## WORK TASK:
Write out exactly the first lines of the listing, ending on the line that contains "Aim: the single point of BaY with PBE+D3(BJ).".

## GIVEN INFORMATION:
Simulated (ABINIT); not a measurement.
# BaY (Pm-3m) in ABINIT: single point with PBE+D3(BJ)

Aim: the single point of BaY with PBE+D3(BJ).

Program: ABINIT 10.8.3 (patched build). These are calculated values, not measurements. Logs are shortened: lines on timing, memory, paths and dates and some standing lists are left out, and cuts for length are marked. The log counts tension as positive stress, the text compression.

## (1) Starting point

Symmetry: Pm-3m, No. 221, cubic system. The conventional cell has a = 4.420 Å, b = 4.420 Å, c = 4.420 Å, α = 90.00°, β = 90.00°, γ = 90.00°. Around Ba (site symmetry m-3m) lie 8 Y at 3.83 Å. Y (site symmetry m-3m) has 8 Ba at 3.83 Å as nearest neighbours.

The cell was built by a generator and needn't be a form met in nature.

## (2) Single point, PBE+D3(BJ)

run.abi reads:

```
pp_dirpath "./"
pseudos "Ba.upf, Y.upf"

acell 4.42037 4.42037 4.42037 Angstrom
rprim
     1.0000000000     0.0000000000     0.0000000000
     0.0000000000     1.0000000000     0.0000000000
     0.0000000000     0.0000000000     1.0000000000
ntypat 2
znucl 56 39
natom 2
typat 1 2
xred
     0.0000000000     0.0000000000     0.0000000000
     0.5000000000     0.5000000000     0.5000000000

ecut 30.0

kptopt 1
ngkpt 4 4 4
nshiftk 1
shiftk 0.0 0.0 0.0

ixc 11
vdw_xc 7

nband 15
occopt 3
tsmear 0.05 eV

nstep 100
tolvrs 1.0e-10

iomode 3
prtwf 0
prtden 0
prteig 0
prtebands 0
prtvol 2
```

## YOUR SOLUTION:
Simulated (ABINIT); not a measurement.
# BaY (Pm-3m) in ABINIT: single point with PBE+D3(BJ)

Aim: the single point of BaY with PBE+D3(BJ).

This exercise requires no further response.